▸ **PROVIDED MATERIAL**

━━━━━━━━━━━━━━━━━━━━

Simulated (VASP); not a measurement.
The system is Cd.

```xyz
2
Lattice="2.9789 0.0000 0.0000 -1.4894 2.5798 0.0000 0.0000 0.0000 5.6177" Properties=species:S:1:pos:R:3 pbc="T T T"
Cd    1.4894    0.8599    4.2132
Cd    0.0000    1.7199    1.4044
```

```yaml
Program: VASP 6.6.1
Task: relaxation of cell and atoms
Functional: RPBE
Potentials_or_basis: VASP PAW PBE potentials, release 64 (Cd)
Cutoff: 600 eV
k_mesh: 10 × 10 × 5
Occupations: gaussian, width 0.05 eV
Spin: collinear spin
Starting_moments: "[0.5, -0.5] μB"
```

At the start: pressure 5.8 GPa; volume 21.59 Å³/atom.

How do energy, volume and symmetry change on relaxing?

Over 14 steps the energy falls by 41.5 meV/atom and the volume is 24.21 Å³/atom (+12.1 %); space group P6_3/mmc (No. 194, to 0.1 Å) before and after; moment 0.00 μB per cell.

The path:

━━━━━━━━━━━━━━━━━━━━

▸ **WORK ORDER**
Quote the data in full, keeping each word unchanged.

▸ **WRITTEN REPLY**
Simulated (VASP); not a measurement.
The system is Cd.

```xyz
2
Lattice="2.9789 0.0000 0.0000 -1.4894 2.5798 0.0000 0.0000 0.0000 5.6177" Properties=species:S:1:pos:R:3 pbc="T T T"
Cd    1.4894    0.8599    4.2132
Cd    0.0000    1.7199    1.4044
```

```yaml
Program: VASP 6.6.1
Task: relaxation of cell and atoms
Functional: RPBE
Potentials_or_basis: VASP PAW PBE potentials, release 64 (Cd)
Cutoff: 600 eV
k_mesh: 10 × 10 × 5
Occupations: gaussian, width 0.05 eV
Spin: collinear spin
Starting_moments: "[0.5, -0.5] μB"
```

At the start: pressure 5.8 GPa; volume 21.59 Å³/atom.

How do energy, volume and symmetry change on relaxing?

Over 14 steps the energy falls by 41.5 meV/atom and the volume is 24.21 Å³/atom (+12.1 %); space group P6_3/mmc (No. 194, to 0.1 Å) before and after; moment 0.00 μB per cell.

The path:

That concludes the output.